━━━ Records provided

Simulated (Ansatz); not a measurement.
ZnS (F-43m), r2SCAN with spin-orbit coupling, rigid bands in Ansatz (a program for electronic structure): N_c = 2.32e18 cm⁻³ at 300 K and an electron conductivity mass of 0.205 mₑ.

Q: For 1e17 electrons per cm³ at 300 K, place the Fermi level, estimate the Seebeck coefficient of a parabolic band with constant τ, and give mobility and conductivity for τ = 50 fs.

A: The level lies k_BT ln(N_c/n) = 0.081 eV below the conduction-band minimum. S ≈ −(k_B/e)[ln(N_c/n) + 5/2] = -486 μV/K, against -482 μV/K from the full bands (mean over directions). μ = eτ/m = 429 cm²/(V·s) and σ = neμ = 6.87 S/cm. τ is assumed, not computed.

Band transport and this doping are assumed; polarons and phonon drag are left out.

━━━━━━

Work request: Repeat the material from above exactly, word for word.

Response:
Simulated (Ansatz); not a measurement.
ZnS (F-43m), r2SCAN with spin-orbit coupling, rigid bands in Ansatz (a program for electronic structure): N_c = 2.32e18 cm⁻³ at 300 K and an electron conductivity mass of 0.205 mₑ.

Q: For 1e17 electrons per cm³ at 300 K, place the Fermi level, estimate the Seebeck coefficient of a parabolic band with constant τ, and give mobility and conductivity for τ = 50 fs.

A: The level lies k_BT ln(N_c/n) = 0.081 eV below the conduction-band minimum. S ≈ −(k_B/e)[ln(N_c/n) + 5/2] = -486 μV/K, against -482 μV/K from the full bands (mean over directions). μ = eτ/m = 429 cm²/(V·s) and σ = neμ = 6.87 S/cm. τ is assumed, not computed.

Band transport and this doping are assumed; polarons and phonon drag are left out.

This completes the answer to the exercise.